▶ [Assigned task] Write out, word for word, only the data from its first line to the line containing "Its results: band".

▶ [Material provided]
● ● ● ● ● ● ●
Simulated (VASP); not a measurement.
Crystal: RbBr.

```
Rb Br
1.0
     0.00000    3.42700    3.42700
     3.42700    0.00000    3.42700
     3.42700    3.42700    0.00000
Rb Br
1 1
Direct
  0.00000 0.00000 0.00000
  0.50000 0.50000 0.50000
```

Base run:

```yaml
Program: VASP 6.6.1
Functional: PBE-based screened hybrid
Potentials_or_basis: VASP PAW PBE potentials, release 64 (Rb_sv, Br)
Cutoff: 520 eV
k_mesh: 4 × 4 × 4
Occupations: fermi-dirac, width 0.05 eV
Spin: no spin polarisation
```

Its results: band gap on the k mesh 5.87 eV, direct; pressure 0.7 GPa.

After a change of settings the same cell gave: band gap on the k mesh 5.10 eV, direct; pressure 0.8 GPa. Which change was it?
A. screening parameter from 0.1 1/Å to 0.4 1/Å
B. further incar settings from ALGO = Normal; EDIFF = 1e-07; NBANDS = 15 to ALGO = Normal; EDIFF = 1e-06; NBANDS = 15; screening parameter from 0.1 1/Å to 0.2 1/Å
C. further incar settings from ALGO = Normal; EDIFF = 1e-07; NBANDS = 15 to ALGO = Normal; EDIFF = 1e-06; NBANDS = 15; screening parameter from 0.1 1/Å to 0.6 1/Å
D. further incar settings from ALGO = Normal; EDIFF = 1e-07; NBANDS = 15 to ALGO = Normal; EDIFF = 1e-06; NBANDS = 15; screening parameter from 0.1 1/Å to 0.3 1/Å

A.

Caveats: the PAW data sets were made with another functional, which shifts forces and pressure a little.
● ● ● ● ● ● ●

▶ [Written answer]
Simulated (VASP); not a measurement.
Crystal: RbBr.

```
Rb Br
1.0
     0.00000    3.42700    3.42700
     3.42700    0.00000    3.42700
     3.42700    3.42700    0.00000
Rb Br
1 1
Direct
  0.00000 0.00000 0.00000
  0.50000 0.50000 0.50000
```

Base run:

```yaml
Program: VASP 6.6.1
Functional: PBE-based screened hybrid
Potentials_or_basis: VASP PAW PBE potentials, release 64 (Rb_sv, Br)
Cutoff: 520 eV
k_mesh: 4 × 4 × 4
Occupations: fermi-dirac, width 0.05 eV
Spin: no spin polarisation
```

Its results: band gap on the k mesh 5.87 eV, direct; pressure 0.7 GPa.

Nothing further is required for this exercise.